### BRIEF:
Write the entries below again, precisely as they appear.

☆ ☆ ☆ ☆
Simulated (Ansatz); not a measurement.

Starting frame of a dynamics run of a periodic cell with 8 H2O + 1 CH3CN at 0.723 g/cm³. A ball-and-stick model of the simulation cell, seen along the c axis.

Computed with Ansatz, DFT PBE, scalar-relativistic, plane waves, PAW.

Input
☆ ☆ ☆ ☆

### ANSWER BOX:
Simulated (Ansatz); not a measurement.

Starting frame of a dynamics run of a periodic cell with 8 H2O + 1 CH3CN at 0.723 g/cm³. A ball-and-stick model of the simulation cell, seen along the c axis.

Computed with Ansatz, DFT PBE, scalar-relativistic, plane waves, PAW.

Input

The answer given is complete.